————————

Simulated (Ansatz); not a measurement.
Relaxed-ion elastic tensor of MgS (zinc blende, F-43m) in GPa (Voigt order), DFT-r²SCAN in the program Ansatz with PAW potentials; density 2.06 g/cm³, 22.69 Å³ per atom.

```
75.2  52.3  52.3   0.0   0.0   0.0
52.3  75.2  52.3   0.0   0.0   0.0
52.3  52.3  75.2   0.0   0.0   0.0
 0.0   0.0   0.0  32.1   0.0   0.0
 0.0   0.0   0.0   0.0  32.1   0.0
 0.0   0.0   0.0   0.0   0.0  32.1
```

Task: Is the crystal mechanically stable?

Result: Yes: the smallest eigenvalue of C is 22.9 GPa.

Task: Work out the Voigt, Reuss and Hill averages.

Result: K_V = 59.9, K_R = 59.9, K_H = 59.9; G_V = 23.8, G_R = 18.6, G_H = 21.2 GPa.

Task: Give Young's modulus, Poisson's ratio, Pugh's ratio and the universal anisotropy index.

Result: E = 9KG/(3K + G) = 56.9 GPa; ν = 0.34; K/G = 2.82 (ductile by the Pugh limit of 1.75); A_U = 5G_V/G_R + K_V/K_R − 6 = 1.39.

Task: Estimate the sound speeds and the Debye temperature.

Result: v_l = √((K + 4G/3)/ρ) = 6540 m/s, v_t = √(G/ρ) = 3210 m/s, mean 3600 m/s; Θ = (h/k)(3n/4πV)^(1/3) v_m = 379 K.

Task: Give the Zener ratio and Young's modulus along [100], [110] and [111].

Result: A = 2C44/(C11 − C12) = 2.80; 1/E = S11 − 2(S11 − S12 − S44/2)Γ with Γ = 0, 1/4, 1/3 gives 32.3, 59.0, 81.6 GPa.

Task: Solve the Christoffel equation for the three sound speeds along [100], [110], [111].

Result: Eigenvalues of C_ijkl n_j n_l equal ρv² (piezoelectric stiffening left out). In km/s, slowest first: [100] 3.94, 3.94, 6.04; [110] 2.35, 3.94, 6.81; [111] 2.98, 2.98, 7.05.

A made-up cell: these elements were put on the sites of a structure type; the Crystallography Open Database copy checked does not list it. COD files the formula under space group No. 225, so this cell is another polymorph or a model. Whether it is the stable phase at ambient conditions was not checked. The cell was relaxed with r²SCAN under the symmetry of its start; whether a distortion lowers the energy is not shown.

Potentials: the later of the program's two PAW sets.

————————

Work item:
Repeat the entries above exactly, from the first line through the line containing "Task: Work out".

Exercise output:
Simulated (Ansatz); not a measurement.
Relaxed-ion elastic tensor of MgS (zinc blende, F-43m) in GPa (Voigt order), DFT-r²SCAN in the program Ansatz with PAW potentials; density 2.06 g/cm³, 22.69 Å³ per atom.

```
75.2  52.3  52.3   0.0   0.0   0.0
52.3  75.2  52.3   0.0   0.0   0.0
52.3  52.3  75.2   0.0   0.0   0.0
 0.0   0.0   0.0  32.1   0.0   0.0
 0.0   0.0   0.0   0.0  32.1   0.0
 0.0   0.0   0.0   0.0   0.0  32.1
```

Task: Is the crystal mechanically stable?

Result: Yes: the smallest eigenvalue of C is 22.9 GPa.

Task: Work out the Voigt, Reuss and Hill averages.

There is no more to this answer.